Material shown.
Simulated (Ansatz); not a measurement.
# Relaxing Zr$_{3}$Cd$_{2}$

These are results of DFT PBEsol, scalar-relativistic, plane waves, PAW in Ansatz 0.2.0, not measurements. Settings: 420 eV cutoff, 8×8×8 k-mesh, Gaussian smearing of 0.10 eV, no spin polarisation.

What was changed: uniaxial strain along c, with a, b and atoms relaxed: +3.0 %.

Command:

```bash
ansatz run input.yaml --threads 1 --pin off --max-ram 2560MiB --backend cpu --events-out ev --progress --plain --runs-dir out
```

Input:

Requirement. Transcribe each entry word for word.

Response box.
Simulated (Ansatz); not a measurement.
# Relaxing Zr$_{3}$Cd$_{2}$

These are results of DFT PBEsol, scalar-relativistic, plane waves, PAW in Ansatz 0.2.0, not measurements. Settings: 420 eV cutoff, 8×8×8 k-mesh, Gaussian smearing of 0.10 eV, no spin polarisation.

What was changed: uniaxial strain along c, with a, b and atoms relaxed: +3.0 %.

Command:

```bash
ansatz run input.yaml --threads 1 --pin off --max-ram 2560MiB --backend cpu --events-out ev --progress --plain --runs-dir out
```

Input:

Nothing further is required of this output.